......
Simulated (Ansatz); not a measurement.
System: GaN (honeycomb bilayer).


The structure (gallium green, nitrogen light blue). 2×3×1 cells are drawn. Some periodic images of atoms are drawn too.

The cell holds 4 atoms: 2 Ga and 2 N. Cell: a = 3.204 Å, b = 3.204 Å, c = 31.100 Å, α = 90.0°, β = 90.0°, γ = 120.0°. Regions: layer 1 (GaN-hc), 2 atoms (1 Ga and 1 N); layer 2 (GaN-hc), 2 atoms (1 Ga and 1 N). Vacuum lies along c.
......

Action item
The full listing above should be retyped without any alteration.

Answer area
Simulated (Ansatz); not a measurement.
System: GaN (honeycomb bilayer).


The structure (gallium green, nitrogen light blue). 2×3×1 cells are drawn. Some periodic images of atoms are drawn too.

The cell holds 4 atoms: 2 Ga and 2 N. Cell: a = 3.204 Å, b = 3.204 Å, c = 31.100 Å, α = 90.0°, β = 90.0°, γ = 120.0°. Regions: layer 1 (GaN-hc), 2 atoms (1 Ga and 1 N); layer 2 (GaN-hc), 2 atoms (1 Ga and 1 N). Vacuum lies along c.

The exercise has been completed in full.